►
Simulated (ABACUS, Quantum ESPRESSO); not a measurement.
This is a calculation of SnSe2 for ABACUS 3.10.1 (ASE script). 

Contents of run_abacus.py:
◄

Retype all the data, changing nothing.

Answer section -
Simulated (ABACUS, Quantum ESPRESSO); not a measurement.
This is a calculation of SnSe2 for ABACUS 3.10.1 (ASE script). 

Contents of run_abacus.py:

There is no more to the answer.